(Supplied records Opens)

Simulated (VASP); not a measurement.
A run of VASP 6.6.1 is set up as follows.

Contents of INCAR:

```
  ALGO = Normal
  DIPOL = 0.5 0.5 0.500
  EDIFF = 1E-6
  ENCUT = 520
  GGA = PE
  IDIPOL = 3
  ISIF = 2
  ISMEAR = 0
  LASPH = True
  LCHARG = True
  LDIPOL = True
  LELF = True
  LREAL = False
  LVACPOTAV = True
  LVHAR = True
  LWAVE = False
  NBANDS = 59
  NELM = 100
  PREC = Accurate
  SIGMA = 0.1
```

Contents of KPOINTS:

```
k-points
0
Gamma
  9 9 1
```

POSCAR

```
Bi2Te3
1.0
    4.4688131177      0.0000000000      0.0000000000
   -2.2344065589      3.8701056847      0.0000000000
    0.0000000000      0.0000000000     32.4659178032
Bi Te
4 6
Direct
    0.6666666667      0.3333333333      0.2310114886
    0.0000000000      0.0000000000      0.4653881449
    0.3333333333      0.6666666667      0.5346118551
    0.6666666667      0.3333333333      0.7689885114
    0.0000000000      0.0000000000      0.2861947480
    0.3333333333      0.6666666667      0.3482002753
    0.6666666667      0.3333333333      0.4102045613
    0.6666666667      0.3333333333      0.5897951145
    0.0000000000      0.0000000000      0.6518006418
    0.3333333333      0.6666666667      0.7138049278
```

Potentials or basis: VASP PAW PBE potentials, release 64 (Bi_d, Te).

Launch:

(Supplied records Closes)

Each line in the listing above from the one containing "A run of VASP 6.6.1 is set up as follows." through the one containing "Potentials or basis: VASP" should be repeated exactly, and no other line.

[Exercise result]
A run of VASP 6.6.1 is set up as follows.

Contents of INCAR:

```
  ALGO = Normal
  DIPOL = 0.5 0.5 0.500
  EDIFF = 1E-6
  ENCUT = 520
  GGA = PE
  IDIPOL = 3
  ISIF = 2
  ISMEAR = 0
  LASPH = True
  LCHARG = True
  LDIPOL = True
  LELF = True
  LREAL = False
  LVACPOTAV = True
  LVHAR = True
  LWAVE = False
  NBANDS = 59
  NELM = 100
  PREC = Accurate
  SIGMA = 0.1
```

Contents of KPOINTS:

```
k-points
0
Gamma
  9 9 1
```

POSCAR

```
Bi2Te3
1.0
    4.4688131177      0.0000000000      0.0000000000
   -2.2344065589      3.8701056847      0.0000000000
    0.0000000000      0.0000000000     32.4659178032
Bi Te
4 6
Direct
    0.6666666667      0.3333333333      0.2310114886
    0.0000000000      0.0000000000      0.4653881449
    0.3333333333      0.6666666667      0.5346118551
    0.6666666667      0.3333333333      0.7689885114
    0.0000000000      0.0000000000      0.2861947480
    0.3333333333      0.6666666667      0.3482002753
    0.6666666667      0.3333333333      0.4102045613
    0.6666666667      0.3333333333      0.5897951145
    0.0000000000      0.0000000000      0.6518006418
    0.3333333333      0.6666666667      0.7138049278
```

Potentials or basis: VASP PAW PBE potentials, release 64 (Bi_d, Te).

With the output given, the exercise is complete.